### REQUIREMENT
What do the lines from the top of the data through the line with "Task: How long" say? Quote them exactly and include both ends.

### GIVEN DATA
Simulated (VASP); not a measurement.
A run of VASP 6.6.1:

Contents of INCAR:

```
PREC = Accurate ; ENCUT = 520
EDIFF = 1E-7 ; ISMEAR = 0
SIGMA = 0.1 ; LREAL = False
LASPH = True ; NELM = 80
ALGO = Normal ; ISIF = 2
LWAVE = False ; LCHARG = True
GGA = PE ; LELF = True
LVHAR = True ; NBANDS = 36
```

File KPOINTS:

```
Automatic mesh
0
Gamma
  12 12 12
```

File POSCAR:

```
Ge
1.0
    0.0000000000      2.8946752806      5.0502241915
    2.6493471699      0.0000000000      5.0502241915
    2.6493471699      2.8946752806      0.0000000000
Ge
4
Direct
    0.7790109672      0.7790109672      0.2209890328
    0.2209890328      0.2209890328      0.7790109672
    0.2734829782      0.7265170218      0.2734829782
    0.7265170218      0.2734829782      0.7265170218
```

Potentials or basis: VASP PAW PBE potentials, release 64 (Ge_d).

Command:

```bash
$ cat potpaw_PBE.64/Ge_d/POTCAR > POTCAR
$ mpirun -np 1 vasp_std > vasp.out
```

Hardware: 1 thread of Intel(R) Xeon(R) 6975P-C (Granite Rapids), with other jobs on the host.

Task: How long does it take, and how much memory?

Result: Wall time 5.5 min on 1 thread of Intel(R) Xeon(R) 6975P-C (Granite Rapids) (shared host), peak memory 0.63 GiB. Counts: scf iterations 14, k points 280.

### EXERCISE OUTPUT
Simulated (VASP); not a measurement.
A run of VASP 6.6.1:

Contents of INCAR:

```
PREC = Accurate ; ENCUT = 520
EDIFF = 1E-7 ; ISMEAR = 0
SIGMA = 0.1 ; LREAL = False
LASPH = True ; NELM = 80
ALGO = Normal ; ISIF = 2
LWAVE = False ; LCHARG = True
GGA = PE ; LELF = True
LVHAR = True ; NBANDS = 36
```

File KPOINTS:

```
Automatic mesh
0
Gamma
  12 12 12
```

File POSCAR:

```
Ge
1.0
    0.0000000000      2.8946752806      5.0502241915
    2.6493471699      0.0000000000      5.0502241915
    2.6493471699      2.8946752806      0.0000000000
Ge
4
Direct
    0.7790109672      0.7790109672      0.2209890328
    0.2209890328      0.2209890328      0.7790109672
    0.2734829782      0.7265170218      0.2734829782
    0.7265170218      0.2734829782      0.7265170218
```

Potentials or basis: VASP PAW PBE potentials, release 64 (Ge_d).

Command:

```bash
$ cat potpaw_PBE.64/Ge_d/POTCAR > POTCAR
$ mpirun -np 1 vasp_std > vasp.out
```

Hardware: 1 thread of Intel(R) Xeon(R) 6975P-C (Granite Rapids), with other jobs on the host.

Task: How long does it take, and how much memory?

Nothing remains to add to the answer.